# [REQUIRED ACTION]
Nothing in the entries may differ when you return them.

*** RECORD SET ***

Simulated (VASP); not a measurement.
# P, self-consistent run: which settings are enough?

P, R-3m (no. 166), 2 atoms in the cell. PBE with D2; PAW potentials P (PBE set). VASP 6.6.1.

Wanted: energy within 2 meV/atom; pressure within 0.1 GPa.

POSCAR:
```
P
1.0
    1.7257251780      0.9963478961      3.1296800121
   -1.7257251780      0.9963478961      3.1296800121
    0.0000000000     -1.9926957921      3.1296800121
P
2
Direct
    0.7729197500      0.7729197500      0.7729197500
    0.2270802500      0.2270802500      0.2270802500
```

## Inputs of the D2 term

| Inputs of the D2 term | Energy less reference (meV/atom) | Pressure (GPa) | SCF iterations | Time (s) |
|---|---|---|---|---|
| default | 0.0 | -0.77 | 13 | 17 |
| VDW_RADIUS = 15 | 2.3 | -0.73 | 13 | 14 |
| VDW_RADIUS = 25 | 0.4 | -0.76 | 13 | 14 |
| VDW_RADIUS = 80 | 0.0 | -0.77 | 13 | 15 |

*** End of RECORD SET ***

# [SOLUTION]
Simulated (VASP); not a measurement.
# P, self-consistent run: which settings are enough?

P, R-3m (no. 166), 2 atoms in the cell. PBE with D2; PAW potentials P (PBE set). VASP 6.6.1.

Wanted: energy within 2 meV/atom; pressure within 0.1 GPa.

POSCAR:
```
P
1.0
    1.7257251780      0.9963478961      3.1296800121
   -1.7257251780      0.9963478961      3.1296800121
    0.0000000000     -1.9926957921      3.1296800121
P
2
Direct
    0.7729197500      0.7729197500      0.7729197500
    0.2270802500      0.2270802500      0.2270802500
```

## Inputs of the D2 term

| Inputs of the D2 term | Energy less reference (meV/atom) | Pressure (GPa) | SCF iterations | Time (s) |
|---|---|---|---|---|
| default | 0.0 | -0.77 | 13 | 17 |
| VDW_RADIUS = 15 | 2.3 | -0.73 | 13 | 14 |
| VDW_RADIUS = 25 | 0.4 | -0.76 | 13 | 14 |
| VDW_RADIUS = 80 | 0.0 | -0.77 | 13 | 15 |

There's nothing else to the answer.